Given the listing below, write out exactly the lines starting with the line that has "Cutoff: 600 eV" and going on through the line that has "The structure of", both kept.

··········

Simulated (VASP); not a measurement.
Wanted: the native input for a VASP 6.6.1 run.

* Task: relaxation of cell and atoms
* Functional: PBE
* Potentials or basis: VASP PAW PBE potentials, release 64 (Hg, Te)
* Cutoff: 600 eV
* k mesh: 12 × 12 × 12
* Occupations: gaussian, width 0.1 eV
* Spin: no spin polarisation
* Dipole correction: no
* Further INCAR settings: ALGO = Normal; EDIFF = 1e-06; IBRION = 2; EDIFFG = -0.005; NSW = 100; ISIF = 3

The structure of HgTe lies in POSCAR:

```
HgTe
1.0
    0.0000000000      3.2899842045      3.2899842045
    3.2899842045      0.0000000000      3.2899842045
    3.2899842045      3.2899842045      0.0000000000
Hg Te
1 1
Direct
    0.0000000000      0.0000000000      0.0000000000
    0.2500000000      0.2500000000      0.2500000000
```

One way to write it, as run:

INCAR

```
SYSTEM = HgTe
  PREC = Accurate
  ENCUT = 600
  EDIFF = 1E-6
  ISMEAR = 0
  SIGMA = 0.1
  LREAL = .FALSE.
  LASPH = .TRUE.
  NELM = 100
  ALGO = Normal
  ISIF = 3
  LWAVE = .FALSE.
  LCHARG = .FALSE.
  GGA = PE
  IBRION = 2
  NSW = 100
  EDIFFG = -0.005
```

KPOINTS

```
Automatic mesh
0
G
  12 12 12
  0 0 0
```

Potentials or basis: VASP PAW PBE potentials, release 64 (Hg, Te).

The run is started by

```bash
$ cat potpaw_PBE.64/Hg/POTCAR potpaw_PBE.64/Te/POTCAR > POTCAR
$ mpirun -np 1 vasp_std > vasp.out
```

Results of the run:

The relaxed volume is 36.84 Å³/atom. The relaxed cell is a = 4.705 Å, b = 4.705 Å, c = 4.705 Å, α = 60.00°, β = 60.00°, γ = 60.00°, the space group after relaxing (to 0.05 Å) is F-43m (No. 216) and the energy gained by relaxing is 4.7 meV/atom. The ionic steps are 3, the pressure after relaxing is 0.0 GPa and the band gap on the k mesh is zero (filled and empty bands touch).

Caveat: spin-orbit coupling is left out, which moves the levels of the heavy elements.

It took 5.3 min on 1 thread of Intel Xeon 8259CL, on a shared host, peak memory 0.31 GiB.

··········

> [Exercise solution]
* Cutoff: 600 eV
* k mesh: 12 × 12 × 12
* Occupations: gaussian, width 0.1 eV
* Spin: no spin polarisation
* Dipole correction: no
* Further INCAR settings: ALGO = Normal; EDIFF = 1e-06; IBRION = 2; EDIFFG = -0.005; NSW = 100; ISIF = 3

The structure of HgTe lies in POSCAR:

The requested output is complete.